**Work order:** Take down each entry exactly as written.

**Supplied records:**
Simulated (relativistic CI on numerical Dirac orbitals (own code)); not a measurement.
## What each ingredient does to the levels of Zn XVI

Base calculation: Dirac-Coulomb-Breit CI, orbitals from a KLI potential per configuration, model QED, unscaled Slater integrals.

**Written answer:**
Simulated (relativistic CI on numerical Dirac orbitals (own code)); not a measurement.
## What each ingredient does to the levels of Zn XVI

Base calculation: Dirac-Coulomb-Breit CI, orbitals from a KLI potential per configuration, model QED, unscaled Slater integrals.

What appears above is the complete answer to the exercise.